Activity.
Read the data and repeat it in full, exactly.

======== Information

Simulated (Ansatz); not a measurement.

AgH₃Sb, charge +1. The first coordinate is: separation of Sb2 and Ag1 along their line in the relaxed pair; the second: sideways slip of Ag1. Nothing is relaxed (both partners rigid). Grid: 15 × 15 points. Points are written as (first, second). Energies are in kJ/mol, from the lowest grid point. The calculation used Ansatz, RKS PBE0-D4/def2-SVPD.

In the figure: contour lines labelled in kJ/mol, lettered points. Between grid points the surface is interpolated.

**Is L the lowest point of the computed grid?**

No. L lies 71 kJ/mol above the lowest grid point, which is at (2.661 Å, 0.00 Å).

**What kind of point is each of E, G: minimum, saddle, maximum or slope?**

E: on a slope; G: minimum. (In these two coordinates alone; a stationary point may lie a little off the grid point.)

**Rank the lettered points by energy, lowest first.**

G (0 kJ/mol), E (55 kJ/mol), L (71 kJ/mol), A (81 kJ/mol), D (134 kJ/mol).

================

Solution.
Simulated (Ansatz); not a measurement.

AgH₃Sb, charge +1. The first coordinate is: separation of Sb2 and Ag1 along their line in the relaxed pair; the second: sideways slip of Ag1. Nothing is relaxed (both partners rigid). Grid: 15 × 15 points. Points are written as (first, second). Energies are in kJ/mol, from the lowest grid point. The calculation used Ansatz, RKS PBE0-D4/def2-SVPD.

In the figure: contour lines labelled in kJ/mol, lettered points. Between grid points the surface is interpolated.

**Is L the lowest point of the computed grid?**

No. L lies 71 kJ/mol above the lowest grid point, which is at (2.661 Å, 0.00 Å).

**What kind of point is each of E, G: minimum, saddle, maximum or slope?**

E: on a slope; G: minimum. (In these two coordinates alone; a stationary point may lie a little off the grid point.)

**Rank the lettered points by energy, lowest first.**

G (0 kJ/mol), E (55 kJ/mol), L (71 kJ/mol), A (81 kJ/mol), D (134 kJ/mol).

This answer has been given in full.